• • • •

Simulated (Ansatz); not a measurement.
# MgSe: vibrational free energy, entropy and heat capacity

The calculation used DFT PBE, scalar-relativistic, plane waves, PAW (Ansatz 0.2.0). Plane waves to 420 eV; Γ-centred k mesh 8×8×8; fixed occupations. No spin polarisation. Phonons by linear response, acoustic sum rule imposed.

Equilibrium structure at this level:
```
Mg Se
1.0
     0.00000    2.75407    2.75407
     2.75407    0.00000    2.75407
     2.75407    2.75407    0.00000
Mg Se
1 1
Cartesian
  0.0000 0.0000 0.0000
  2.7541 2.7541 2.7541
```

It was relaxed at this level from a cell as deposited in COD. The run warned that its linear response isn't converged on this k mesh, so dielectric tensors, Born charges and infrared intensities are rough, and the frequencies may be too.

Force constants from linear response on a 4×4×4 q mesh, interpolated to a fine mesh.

• • • •

▶ Action item: What you output should match every line above exactly.

▶ Task result:
Simulated (Ansatz); not a measurement.
# MgSe: vibrational free energy, entropy and heat capacity

The calculation used DFT PBE, scalar-relativistic, plane waves, PAW (Ansatz 0.2.0). Plane waves to 420 eV; Γ-centred k mesh 8×8×8; fixed occupations. No spin polarisation. Phonons by linear response, acoustic sum rule imposed.

Equilibrium structure at this level:
```
Mg Se
1.0
     0.00000    2.75407    2.75407
     2.75407    0.00000    2.75407
     2.75407    2.75407    0.00000
Mg Se
1 1
Cartesian
  0.0000 0.0000 0.0000
  2.7541 2.7541 2.7541
```

It was relaxed at this level from a cell as deposited in COD. The run warned that its linear response isn't converged on this k mesh, so dielectric tensors, Born charges and infrared intensities are rough, and the frequencies may be too.

Force constants from linear response on a 4×4×4 q mesh, interpolated to a fine mesh.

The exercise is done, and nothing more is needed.